Every line of the material must be written out again unchanged.

-- PROVIDED RECORDS follows --

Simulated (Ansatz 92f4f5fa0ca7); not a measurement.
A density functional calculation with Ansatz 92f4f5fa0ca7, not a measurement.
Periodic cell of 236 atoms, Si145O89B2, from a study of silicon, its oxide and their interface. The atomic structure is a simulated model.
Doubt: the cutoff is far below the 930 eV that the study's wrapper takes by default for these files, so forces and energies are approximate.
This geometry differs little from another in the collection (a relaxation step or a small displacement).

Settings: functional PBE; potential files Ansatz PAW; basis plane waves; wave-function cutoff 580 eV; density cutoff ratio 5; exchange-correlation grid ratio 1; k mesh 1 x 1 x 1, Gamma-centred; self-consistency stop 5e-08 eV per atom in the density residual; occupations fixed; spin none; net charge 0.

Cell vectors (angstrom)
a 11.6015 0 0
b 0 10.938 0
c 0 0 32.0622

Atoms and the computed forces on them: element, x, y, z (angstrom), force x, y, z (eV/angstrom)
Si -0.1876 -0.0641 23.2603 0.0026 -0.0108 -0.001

-- PROVIDED RECORDS concluded --

_TASK SOLUTION:_
Simulated (Ansatz 92f4f5fa0ca7); not a measurement.
A density functional calculation with Ansatz 92f4f5fa0ca7, not a measurement.
Periodic cell of 236 atoms, Si145O89B2, from a study of silicon, its oxide and their interface. The atomic structure is a simulated model.
Doubt: the cutoff is far below the 930 eV that the study's wrapper takes by default for these files, so forces and energies are approximate.
This geometry differs little from another in the collection (a relaxation step or a small displacement).

Settings: functional PBE; potential files Ansatz PAW; basis plane waves; wave-function cutoff 580 eV; density cutoff ratio 5; exchange-correlation grid ratio 1; k mesh 1 x 1 x 1, Gamma-centred; self-consistency stop 5e-08 eV per atom in the density residual; occupations fixed; spin none; net charge 0.

Cell vectors (angstrom)
a 11.6015 0 0
b 0 10.938 0
c 0 0 32.0622

Atoms and the computed forces on them: element, x, y, z (angstrom), force x, y, z (eV/angstrom)
Si -0.1876 -0.0641 23.2603 0.0026 -0.0108 -0.001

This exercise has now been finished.